Look through the data below for the line with "Hardware: 1 thread", and transcribe it exactly together with each line after it up to and including the line with "How long does it take, and how much memory?". Give nothing else.

» **Data for review**
== Segment start ==

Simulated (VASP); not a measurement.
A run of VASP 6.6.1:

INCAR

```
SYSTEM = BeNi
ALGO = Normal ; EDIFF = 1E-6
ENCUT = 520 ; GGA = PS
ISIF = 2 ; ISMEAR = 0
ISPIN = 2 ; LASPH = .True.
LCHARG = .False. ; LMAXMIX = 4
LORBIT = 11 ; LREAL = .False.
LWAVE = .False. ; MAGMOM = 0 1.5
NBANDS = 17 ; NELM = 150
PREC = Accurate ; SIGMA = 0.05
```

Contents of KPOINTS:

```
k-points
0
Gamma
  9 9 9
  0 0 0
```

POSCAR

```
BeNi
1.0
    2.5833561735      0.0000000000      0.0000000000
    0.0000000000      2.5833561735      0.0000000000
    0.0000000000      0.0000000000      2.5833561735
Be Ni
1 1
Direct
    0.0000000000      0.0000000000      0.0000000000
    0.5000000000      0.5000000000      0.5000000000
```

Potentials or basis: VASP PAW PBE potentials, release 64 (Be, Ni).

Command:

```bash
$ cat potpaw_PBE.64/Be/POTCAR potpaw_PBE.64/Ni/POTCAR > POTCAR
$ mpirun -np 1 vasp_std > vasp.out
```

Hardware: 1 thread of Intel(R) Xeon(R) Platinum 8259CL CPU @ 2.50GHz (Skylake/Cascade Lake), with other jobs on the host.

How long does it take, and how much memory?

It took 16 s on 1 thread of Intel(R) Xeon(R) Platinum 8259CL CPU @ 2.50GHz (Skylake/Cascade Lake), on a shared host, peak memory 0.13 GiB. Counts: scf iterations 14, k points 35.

== Segment end ==

» **Solution**
Hardware: 1 thread of Intel(R) Xeon(R) Platinum 8259CL CPU @ 2.50GHz (Skylake/Cascade Lake), with other jobs on the host.

How long does it take, and how much memory?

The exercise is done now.